> **WORK ITEM**
Copy exactly the lines of the records below, and only those lines, beginning with the line that contains "Hardware: 1 thread" and ending with the line that contains "how much memory?".

________________________

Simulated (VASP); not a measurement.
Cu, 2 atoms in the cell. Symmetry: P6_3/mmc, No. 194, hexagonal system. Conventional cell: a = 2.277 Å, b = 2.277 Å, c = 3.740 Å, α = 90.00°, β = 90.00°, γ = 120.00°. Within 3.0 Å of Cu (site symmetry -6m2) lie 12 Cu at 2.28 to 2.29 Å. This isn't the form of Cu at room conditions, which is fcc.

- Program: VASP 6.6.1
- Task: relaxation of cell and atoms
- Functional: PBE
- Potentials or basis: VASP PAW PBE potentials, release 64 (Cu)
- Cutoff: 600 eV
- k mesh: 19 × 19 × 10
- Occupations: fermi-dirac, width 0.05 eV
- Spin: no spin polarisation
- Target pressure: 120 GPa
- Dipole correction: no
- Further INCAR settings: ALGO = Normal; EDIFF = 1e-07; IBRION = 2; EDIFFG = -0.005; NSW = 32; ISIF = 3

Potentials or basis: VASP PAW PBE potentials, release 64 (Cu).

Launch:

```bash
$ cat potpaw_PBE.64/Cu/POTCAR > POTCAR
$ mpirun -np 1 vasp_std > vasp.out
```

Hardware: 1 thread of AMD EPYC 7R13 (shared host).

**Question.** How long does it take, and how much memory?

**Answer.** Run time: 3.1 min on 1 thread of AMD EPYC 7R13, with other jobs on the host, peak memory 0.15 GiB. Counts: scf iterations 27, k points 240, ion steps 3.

________________________

> **WRITTEN REPLY**
Hardware: 1 thread of AMD EPYC 7R13 (shared host).

**Question.** How long does it take, and how much memory?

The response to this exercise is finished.